········

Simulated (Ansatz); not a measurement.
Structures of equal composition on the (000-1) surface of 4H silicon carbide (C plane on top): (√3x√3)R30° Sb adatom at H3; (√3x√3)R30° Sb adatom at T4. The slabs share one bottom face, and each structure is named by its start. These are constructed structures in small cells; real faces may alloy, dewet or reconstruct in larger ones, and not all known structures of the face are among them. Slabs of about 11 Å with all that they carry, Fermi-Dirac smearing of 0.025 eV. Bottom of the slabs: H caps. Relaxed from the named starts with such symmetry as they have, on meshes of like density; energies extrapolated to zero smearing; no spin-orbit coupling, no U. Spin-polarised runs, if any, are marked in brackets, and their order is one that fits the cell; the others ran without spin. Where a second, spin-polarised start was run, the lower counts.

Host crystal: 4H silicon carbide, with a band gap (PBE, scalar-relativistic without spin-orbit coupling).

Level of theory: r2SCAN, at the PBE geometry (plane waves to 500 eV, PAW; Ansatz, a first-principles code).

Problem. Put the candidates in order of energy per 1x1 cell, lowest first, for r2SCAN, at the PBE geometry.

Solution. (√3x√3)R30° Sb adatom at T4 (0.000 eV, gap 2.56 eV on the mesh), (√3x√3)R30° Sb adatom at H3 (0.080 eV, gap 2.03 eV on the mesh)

········

_Activity_
Set the records down again in full, exactly as they read.

_Task solution_
Simulated (Ansatz); not a measurement.
Structures of equal composition on the (000-1) surface of 4H silicon carbide (C plane on top): (√3x√3)R30° Sb adatom at H3; (√3x√3)R30° Sb adatom at T4. The slabs share one bottom face, and each structure is named by its start. These are constructed structures in small cells; real faces may alloy, dewet or reconstruct in larger ones, and not all known structures of the face are among them. Slabs of about 11 Å with all that they carry, Fermi-Dirac smearing of 0.025 eV. Bottom of the slabs: H caps. Relaxed from the named starts with such symmetry as they have, on meshes of like density; energies extrapolated to zero smearing; no spin-orbit coupling, no U. Spin-polarised runs, if any, are marked in brackets, and their order is one that fits the cell; the others ran without spin. Where a second, spin-polarised start was run, the lower counts.

Host crystal: 4H silicon carbide, with a band gap (PBE, scalar-relativistic without spin-orbit coupling).

Level of theory: r2SCAN, at the PBE geometry (plane waves to 500 eV, PAW; Ansatz, a first-principles code).

Problem. Put the candidates in order of energy per 1x1 cell, lowest first, for r2SCAN, at the PBE geometry.

Solution. (√3x√3)R30° Sb adatom at T4 (0.000 eV, gap 2.56 eV on the mesh), (√3x√3)R30° Sb adatom at H3 (0.080 eV, gap 2.03 eV on the mesh)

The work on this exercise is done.